**REQUIRED ACTION**
Restate, word for word, every line of the data.

BEGIN RECORDS SHOWN

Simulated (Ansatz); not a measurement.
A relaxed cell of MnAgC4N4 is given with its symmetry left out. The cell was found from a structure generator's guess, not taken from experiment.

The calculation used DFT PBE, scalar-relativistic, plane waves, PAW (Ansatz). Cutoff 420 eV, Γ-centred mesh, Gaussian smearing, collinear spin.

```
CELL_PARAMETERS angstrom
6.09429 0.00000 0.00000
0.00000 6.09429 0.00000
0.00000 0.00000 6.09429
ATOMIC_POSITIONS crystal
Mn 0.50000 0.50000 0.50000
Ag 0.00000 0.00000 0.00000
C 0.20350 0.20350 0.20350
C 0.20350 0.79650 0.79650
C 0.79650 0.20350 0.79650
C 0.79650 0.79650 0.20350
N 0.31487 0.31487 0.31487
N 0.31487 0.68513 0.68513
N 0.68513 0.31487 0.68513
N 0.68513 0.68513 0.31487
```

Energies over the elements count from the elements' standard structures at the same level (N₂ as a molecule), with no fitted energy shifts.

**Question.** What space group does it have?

END RECORDS SHOWN

**WRITTEN RESPONSE**
Simulated (Ansatz); not a measurement.
A relaxed cell of MnAgC4N4 is given with its symmetry left out. The cell was found from a structure generator's guess, not taken from experiment.

The calculation used DFT PBE, scalar-relativistic, plane waves, PAW (Ansatz). Cutoff 420 eV, Γ-centred mesh, Gaussian smearing, collinear spin.

```
CELL_PARAMETERS angstrom
6.09429 0.00000 0.00000
0.00000 6.09429 0.00000
0.00000 0.00000 6.09429
ATOMIC_POSITIONS crystal
Mn 0.50000 0.50000 0.50000
Ag 0.00000 0.00000 0.00000
C 0.20350 0.20350 0.20350
C 0.20350 0.79650 0.79650
C 0.79650 0.20350 0.79650
C 0.79650 0.79650 0.20350
N 0.31487 0.31487 0.31487
N 0.31487 0.68513 0.68513
N 0.68513 0.31487 0.68513
N 0.68513 0.68513 0.31487
```

Energies over the elements count from the elements' standard structures at the same level (N₂ as a molecule), with no fitted energy shifts.

**Question.** What space group does it have?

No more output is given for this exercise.